> ACTIVITY:
Given the entries below, copy each of them out exactly.

Start of SUPPLIED INFORMATION

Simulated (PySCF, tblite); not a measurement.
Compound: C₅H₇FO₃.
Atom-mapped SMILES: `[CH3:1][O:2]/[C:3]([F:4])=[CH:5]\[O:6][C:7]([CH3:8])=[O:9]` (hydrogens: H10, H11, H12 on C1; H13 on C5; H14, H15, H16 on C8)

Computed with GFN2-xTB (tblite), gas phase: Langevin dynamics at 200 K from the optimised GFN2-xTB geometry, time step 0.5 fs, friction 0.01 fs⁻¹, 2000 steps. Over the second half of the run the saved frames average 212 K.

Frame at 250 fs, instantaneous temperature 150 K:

End of SUPPLIED INFORMATION

> WRITTEN RESPONSE:
Simulated (PySCF, tblite); not a measurement.
Compound: C₅H₇FO₃.
Atom-mapped SMILES: `[CH3:1][O:2]/[C:3]([F:4])=[CH:5]\[O:6][C:7]([CH3:8])=[O:9]` (hydrogens: H10, H11, H12 on C1; H13 on C5; H14, H15, H16 on C8)

Computed with GFN2-xTB (tblite), gas phase: Langevin dynamics at 200 K from the optimised GFN2-xTB geometry, time step 0.5 fs, friction 0.01 fs⁻¹, 2000 steps. Over the second half of the run the saved frames average 212 K.

Frame at 250 fs, instantaneous temperature 150 K:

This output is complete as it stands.